EXERCISE: Return only the stretch of the material below that begins with the line containing "Potentials or basis: VASP" and ends with the line containing "Problem. Predict the relaxed cell.", exactly; both of those lines belong to it.

DATA PROVIDED:
────────────────
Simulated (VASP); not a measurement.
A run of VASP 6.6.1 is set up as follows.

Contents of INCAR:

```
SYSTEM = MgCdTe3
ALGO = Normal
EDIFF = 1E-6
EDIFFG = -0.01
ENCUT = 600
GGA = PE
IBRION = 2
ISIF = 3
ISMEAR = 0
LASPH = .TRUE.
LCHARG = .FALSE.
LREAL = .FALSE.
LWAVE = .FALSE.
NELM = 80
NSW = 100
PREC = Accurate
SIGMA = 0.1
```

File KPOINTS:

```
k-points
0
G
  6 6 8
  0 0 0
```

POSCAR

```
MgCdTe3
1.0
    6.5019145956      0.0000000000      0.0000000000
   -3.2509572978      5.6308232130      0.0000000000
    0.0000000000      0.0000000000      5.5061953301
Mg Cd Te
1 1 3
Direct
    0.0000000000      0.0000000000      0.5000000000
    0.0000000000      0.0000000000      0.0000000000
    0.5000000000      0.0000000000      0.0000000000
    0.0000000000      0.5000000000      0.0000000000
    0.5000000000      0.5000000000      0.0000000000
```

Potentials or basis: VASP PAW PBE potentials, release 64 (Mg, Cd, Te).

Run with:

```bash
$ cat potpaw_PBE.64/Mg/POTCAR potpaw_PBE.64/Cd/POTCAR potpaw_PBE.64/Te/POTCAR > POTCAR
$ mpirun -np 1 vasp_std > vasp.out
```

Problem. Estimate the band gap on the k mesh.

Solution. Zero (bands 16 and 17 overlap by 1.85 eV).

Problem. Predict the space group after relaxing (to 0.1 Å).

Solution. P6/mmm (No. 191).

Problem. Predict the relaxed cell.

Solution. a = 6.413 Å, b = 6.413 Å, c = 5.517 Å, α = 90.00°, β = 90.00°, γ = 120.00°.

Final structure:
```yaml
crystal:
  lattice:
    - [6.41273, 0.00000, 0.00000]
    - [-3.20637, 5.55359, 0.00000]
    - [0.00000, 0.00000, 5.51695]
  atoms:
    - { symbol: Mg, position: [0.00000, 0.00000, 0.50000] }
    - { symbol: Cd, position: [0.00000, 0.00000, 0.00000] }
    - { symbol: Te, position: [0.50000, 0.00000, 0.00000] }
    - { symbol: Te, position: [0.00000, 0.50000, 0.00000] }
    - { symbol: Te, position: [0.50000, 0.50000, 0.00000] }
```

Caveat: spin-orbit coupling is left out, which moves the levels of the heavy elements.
────────────────

RESPONSE AREA:
Potentials or basis: VASP PAW PBE potentials, release 64 (Mg, Cd, Te).

Run with:

```bash
$ cat potpaw_PBE.64/Mg/POTCAR potpaw_PBE.64/Cd/POTCAR potpaw_PBE.64/Te/POTCAR > POTCAR
$ mpirun -np 1 vasp_std > vasp.out
```

Problem. Estimate the band gap on the k mesh.

Solution. Zero (bands 16 and 17 overlap by 1.85 eV).

Problem. Predict the space group after relaxing (to 0.1 Å).

Solution. P6/mmm (No. 191).

Problem. Predict the relaxed cell.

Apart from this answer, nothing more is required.